Write out once more the lines running from the top of the entries below to the line with "Formally the metal", both ends included.

[[ PROVIDED DATA, beginning ]]

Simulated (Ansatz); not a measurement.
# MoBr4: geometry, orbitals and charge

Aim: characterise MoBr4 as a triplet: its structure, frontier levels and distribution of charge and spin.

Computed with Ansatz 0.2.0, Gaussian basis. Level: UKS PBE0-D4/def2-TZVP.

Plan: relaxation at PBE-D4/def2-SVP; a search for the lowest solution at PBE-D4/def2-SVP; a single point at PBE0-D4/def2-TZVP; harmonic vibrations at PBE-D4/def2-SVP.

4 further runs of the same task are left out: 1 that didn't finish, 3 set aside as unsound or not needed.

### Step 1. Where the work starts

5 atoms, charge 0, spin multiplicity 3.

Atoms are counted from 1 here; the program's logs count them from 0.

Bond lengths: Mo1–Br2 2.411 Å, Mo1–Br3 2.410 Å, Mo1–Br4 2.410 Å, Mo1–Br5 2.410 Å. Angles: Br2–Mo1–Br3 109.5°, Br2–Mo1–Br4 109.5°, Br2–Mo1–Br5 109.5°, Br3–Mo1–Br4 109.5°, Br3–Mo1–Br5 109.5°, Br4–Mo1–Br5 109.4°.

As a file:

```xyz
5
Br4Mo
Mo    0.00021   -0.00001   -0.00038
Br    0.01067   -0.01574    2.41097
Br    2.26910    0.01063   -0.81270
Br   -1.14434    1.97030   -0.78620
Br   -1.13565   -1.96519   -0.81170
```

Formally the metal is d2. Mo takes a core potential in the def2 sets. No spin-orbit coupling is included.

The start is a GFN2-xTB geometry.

[[ PROVIDED DATA, end ]]

TASK RESULT:
Simulated (Ansatz); not a measurement.
# MoBr4: geometry, orbitals and charge

Aim: characterise MoBr4 as a triplet: its structure, frontier levels and distribution of charge and spin.

Computed with Ansatz 0.2.0, Gaussian basis. Level: UKS PBE0-D4/def2-TZVP.

Plan: relaxation at PBE-D4/def2-SVP; a search for the lowest solution at PBE-D4/def2-SVP; a single point at PBE0-D4/def2-TZVP; harmonic vibrations at PBE-D4/def2-SVP.

4 further runs of the same task are left out: 1 that didn't finish, 3 set aside as unsound or not needed.

### Step 1. Where the work starts

5 atoms, charge 0, spin multiplicity 3.

Atoms are counted from 1 here; the program's logs count them from 0.

Bond lengths: Mo1–Br2 2.411 Å, Mo1–Br3 2.410 Å, Mo1–Br4 2.410 Å, Mo1–Br5 2.410 Å. Angles: Br2–Mo1–Br3 109.5°, Br2–Mo1–Br4 109.5°, Br2–Mo1–Br5 109.5°, Br3–Mo1–Br4 109.5°, Br3–Mo1–Br5 109.5°, Br4–Mo1–Br5 109.4°.

As a file:

```xyz
5
Br4Mo
Mo    0.00021   -0.00001   -0.00038
Br    0.01067   -0.01574    2.41097
Br    2.26910    0.01063   -0.81270
Br   -1.14434    1.97030   -0.78620
Br   -1.13565   -1.96519   -0.81170
```

Formally the metal is d2. Mo takes a core potential in the def2 sets. No spin-orbit coupling is included.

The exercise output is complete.